**Requirement**
An exact copy of all entries is the expected answer.

━━━━━━━━━━

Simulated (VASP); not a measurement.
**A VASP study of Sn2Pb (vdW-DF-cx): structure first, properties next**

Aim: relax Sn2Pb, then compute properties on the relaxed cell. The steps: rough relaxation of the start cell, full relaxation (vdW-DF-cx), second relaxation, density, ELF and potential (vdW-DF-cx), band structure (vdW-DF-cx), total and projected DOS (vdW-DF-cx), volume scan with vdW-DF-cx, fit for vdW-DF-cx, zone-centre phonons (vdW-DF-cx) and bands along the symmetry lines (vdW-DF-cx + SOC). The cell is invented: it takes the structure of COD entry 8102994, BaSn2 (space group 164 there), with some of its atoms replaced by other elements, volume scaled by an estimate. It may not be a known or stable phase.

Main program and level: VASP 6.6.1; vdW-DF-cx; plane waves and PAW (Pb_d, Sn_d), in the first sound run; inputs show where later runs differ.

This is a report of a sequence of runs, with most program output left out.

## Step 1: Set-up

━━━━━━━━━━

**Expected answer**
Simulated (VASP); not a measurement.
**A VASP study of Sn2Pb (vdW-DF-cx): structure first, properties next**

Aim: relax Sn2Pb, then compute properties on the relaxed cell. The steps: rough relaxation of the start cell, full relaxation (vdW-DF-cx), second relaxation, density, ELF and potential (vdW-DF-cx), band structure (vdW-DF-cx), total and projected DOS (vdW-DF-cx), volume scan with vdW-DF-cx, fit for vdW-DF-cx, zone-centre phonons (vdW-DF-cx) and bands along the symmetry lines (vdW-DF-cx + SOC). The cell is invented: it takes the structure of COD entry 8102994, BaSn2 (space group 164 there), with some of its atoms replaced by other elements, volume scaled by an estimate. It may not be a known or stable phase.

Main program and level: VASP 6.6.1; vdW-DF-cx; plane waves and PAW (Pb_d, Sn_d), in the first sound run; inputs show where later runs differ.

This is a report of a sequence of runs, with most program output left out.

## Step 1: Set-up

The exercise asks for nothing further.